• [WORK INSTRUCTION]: Each line below should be copied exactly as it stands.

┌──

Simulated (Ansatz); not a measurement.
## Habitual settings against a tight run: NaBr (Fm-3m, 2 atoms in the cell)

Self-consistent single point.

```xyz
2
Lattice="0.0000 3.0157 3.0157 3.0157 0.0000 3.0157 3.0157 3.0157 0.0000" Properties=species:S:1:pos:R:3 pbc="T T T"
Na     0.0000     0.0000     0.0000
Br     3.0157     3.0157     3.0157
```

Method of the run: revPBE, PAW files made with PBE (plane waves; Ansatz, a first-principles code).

└──

• [RESPONSE AREA]:
Simulated (Ansatz); not a measurement.
## Habitual settings against a tight run: NaBr (Fm-3m, 2 atoms in the cell)

Self-consistent single point.

```xyz
2
Lattice="0.0000 3.0157 3.0157 3.0157 0.0000 3.0157 3.0157 3.0157 0.0000" Properties=species:S:1:pos:R:3 pbc="T T T"
Na     0.0000     0.0000     0.0000
Br     3.0157     3.0157     3.0157
```

Method of the run: revPBE, PAW files made with PBE (plane waves; Ansatz, a first-principles code).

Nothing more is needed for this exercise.